Return only the lines from the top of the material through the line marked by "Basis set: def2-SVP", unaltered.

-----
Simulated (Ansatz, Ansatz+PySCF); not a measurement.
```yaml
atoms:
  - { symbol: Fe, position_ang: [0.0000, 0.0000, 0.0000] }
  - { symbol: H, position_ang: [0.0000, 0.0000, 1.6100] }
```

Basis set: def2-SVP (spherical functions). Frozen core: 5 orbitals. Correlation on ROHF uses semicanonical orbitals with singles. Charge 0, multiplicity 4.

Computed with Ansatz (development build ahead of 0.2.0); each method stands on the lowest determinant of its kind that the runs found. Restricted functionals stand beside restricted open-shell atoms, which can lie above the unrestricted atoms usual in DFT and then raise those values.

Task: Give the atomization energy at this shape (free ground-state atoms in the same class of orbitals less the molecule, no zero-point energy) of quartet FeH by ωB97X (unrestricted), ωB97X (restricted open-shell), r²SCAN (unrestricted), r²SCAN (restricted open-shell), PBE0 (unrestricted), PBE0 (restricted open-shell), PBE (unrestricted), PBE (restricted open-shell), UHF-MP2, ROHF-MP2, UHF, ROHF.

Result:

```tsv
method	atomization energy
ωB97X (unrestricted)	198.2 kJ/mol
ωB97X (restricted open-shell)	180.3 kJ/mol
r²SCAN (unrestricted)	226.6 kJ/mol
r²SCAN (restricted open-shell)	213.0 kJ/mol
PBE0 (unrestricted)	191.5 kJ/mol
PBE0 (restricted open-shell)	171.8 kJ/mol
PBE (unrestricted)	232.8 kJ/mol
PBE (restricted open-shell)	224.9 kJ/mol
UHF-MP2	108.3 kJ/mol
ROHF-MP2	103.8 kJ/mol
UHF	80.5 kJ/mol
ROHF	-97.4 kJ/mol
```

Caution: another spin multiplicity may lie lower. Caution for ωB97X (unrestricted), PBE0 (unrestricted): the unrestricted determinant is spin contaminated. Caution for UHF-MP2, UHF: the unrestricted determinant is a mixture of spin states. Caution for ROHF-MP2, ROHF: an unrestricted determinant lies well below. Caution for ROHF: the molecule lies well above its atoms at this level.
-----

» Problem solution:
Simulated (Ansatz, Ansatz+PySCF); not a measurement.
```yaml
atoms:
  - { symbol: Fe, position_ang: [0.0000, 0.0000, 0.0000] }
  - { symbol: H, position_ang: [0.0000, 0.0000, 1.6100] }
```

Basis set: def2-SVP (spherical functions). Frozen core: 5 orbitals. Correlation on ROHF uses semicanonical orbitals with singles. Charge 0, multiplicity 4.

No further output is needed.